### DATA EXCERPTS
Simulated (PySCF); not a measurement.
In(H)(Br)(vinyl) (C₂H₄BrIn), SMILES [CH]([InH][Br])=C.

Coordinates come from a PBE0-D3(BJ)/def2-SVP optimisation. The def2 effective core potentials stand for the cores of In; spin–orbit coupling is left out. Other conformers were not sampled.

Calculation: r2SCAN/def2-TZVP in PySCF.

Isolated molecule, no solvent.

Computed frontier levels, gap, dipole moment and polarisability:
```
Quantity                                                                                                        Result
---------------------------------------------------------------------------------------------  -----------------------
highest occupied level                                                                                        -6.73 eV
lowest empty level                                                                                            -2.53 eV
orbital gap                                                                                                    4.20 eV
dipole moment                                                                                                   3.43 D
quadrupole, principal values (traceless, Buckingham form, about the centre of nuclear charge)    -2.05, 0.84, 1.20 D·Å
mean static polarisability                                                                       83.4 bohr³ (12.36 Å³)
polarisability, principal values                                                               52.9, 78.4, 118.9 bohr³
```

### WORK ORDER
Quote in full each line from the top of the records above through the line with "Calculation: r2SCAN/def2-TZVP in PySCF."; stop after that line.

### ANSWER SPACE
Simulated (PySCF); not a measurement.
In(H)(Br)(vinyl) (C₂H₄BrIn), SMILES [CH]([InH][Br])=C.

Coordinates come from a PBE0-D3(BJ)/def2-SVP optimisation. The def2 effective core potentials stand for the cores of In; spin–orbit coupling is left out. Other conformers were not sampled.

Calculation: r2SCAN/def2-TZVP in PySCF.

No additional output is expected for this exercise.